[[ DATASET RECORDS open ]]

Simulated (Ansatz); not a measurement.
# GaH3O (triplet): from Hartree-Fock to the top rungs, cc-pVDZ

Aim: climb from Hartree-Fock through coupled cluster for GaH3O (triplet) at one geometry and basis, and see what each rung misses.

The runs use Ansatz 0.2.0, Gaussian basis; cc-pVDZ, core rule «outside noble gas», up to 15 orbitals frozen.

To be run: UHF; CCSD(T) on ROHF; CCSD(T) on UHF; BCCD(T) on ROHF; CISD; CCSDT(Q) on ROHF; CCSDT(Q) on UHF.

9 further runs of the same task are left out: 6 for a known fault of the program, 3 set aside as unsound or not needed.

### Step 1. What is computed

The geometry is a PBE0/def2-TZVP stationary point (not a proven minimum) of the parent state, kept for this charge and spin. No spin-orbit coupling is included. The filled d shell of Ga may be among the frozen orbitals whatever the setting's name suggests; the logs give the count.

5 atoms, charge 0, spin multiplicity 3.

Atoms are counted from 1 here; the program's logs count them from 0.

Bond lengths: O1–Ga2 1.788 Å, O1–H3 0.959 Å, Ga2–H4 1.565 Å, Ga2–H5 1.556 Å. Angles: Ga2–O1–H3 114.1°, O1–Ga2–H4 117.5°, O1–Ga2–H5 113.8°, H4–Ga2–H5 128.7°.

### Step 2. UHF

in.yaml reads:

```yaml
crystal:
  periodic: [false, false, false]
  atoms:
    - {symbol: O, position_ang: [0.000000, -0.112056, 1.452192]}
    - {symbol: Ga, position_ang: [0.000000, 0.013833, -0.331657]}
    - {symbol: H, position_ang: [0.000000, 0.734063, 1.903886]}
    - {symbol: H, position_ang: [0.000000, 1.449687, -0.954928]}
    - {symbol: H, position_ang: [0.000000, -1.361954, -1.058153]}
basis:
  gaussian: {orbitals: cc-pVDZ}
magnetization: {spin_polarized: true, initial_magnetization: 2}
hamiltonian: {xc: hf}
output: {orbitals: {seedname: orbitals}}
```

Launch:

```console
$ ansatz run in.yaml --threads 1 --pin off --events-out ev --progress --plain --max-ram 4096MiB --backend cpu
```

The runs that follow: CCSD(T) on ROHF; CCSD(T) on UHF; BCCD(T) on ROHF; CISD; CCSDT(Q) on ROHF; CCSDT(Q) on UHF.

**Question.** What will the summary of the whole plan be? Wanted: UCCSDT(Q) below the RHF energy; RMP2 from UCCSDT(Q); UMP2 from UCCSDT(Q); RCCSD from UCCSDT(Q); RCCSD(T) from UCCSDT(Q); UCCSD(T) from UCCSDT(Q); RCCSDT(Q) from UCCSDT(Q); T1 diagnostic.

[[ DATASET RECORDS closed ]]

→ **WORK TASK**: Set down, exactly as they stand above, the lines starting with the line with "Aim: climb from" and going on through the line with "The runs that", and no others.

→ **YOUR SOLUTION**:
Aim: climb from Hartree-Fock through coupled cluster for GaH3O (triplet) at one geometry and basis, and see what each rung misses.

The runs use Ansatz 0.2.0, Gaussian basis; cc-pVDZ, core rule «outside noble gas», up to 15 orbitals frozen.

To be run: UHF; CCSD(T) on ROHF; CCSD(T) on UHF; BCCD(T) on ROHF; CISD; CCSDT(Q) on ROHF; CCSDT(Q) on UHF.

9 further runs of the same task are left out: 6 for a known fault of the program, 3 set aside as unsound or not needed.

### Step 1. What is computed

The geometry is a PBE0/def2-TZVP stationary point (not a proven minimum) of the parent state, kept for this charge and spin. No spin-orbit coupling is included. The filled d shell of Ga may be among the frozen orbitals whatever the setting's name suggests; the logs give the count.

5 atoms, charge 0, spin multiplicity 3.

Atoms are counted from 1 here; the program's logs count them from 0.

Bond lengths: O1–Ga2 1.788 Å, O1–H3 0.959 Å, Ga2–H4 1.565 Å, Ga2–H5 1.556 Å. Angles: Ga2–O1–H3 114.1°, O1–Ga2–H4 117.5°, O1–Ga2–H5 113.8°, H4–Ga2–H5 128.7°.

### Step 2. UHF

in.yaml reads:

```yaml
crystal:
  periodic: [false, false, false]
  atoms:
    - {symbol: O, position_ang: [0.000000, -0.112056, 1.452192]}
    - {symbol: Ga, position_ang: [0.000000, 0.013833, -0.331657]}
    - {symbol: H, position_ang: [0.000000, 0.734063, 1.903886]}
    - {symbol: H, position_ang: [0.000000, 1.449687, -0.954928]}
    - {symbol: H, position_ang: [0.000000, -1.361954, -1.058153]}
basis:
  gaussian: {orbitals: cc-pVDZ}
magnetization: {spin_polarized: true, initial_magnetization: 2}
hamiltonian: {xc: hf}
output: {orbitals: {seedname: orbitals}}
```

Launch:

```console
$ ansatz run in.yaml --threads 1 --pin off --events-out ev --progress --plain --max-ram 4096MiB --backend cpu
```

The runs that follow: CCSD(T) on ROHF; CCSD(T) on UHF; BCCD(T) on ROHF; CISD; CCSDT(Q) on ROHF; CCSDT(Q) on UHF.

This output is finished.